* [WORK INSTRUCTION] Start at the top and transcribe every record through the final line exactly.

* [LISTED RECORDS]
━━━━━━━━━━━━━━━━
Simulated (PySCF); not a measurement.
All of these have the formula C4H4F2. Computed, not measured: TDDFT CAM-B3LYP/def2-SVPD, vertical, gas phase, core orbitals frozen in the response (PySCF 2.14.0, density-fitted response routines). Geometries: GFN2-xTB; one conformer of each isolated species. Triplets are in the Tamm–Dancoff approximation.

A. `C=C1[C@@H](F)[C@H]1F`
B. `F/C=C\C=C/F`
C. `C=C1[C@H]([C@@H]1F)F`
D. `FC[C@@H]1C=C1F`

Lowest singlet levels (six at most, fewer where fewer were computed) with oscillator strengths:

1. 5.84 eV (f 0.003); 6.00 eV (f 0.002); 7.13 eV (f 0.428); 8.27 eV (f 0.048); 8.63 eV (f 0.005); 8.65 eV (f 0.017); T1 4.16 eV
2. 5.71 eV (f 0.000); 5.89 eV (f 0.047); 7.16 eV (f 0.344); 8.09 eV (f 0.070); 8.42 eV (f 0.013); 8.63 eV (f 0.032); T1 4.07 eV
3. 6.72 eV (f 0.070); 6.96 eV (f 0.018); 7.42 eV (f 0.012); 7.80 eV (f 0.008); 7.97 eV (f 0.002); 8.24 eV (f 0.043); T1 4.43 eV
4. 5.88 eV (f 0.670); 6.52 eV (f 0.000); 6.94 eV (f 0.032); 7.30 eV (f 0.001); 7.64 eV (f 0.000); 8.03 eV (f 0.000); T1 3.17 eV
━━━━━━━━━━━━━━━━

* [RESULT]
Simulated (PySCF); not a measurement.
All of these have the formula C4H4F2. Computed, not measured: TDDFT CAM-B3LYP/def2-SVPD, vertical, gas phase, core orbitals frozen in the response (PySCF 2.14.0, density-fitted response routines). Geometries: GFN2-xTB; one conformer of each isolated species. Triplets are in the Tamm–Dancoff approximation.

A. `C=C1[C@@H](F)[C@H]1F`
B. `F/C=C\C=C/F`
C. `C=C1[C@H]([C@@H]1F)F`
D. `FC[C@@H]1C=C1F`

Lowest singlet levels (six at most, fewer where fewer were computed) with oscillator strengths:

1. 5.84 eV (f 0.003); 6.00 eV (f 0.002); 7.13 eV (f 0.428); 8.27 eV (f 0.048); 8.63 eV (f 0.005); 8.65 eV (f 0.017); T1 4.16 eV
2. 5.71 eV (f 0.000); 5.89 eV (f 0.047); 7.16 eV (f 0.344); 8.09 eV (f 0.070); 8.42 eV (f 0.013); 8.63 eV (f 0.032); T1 4.07 eV
3. 6.72 eV (f 0.070); 6.96 eV (f 0.018); 7.42 eV (f 0.012); 7.80 eV (f 0.008); 7.97 eV (f 0.002); 8.24 eV (f 0.043); T1 4.43 eV
4. 5.88 eV (f 0.670); 6.52 eV (f 0.000); 6.94 eV (f 0.032); 7.30 eV (f 0.001); 7.64 eV (f 0.000); 8.03 eV (f 0.000); T1 3.17 eV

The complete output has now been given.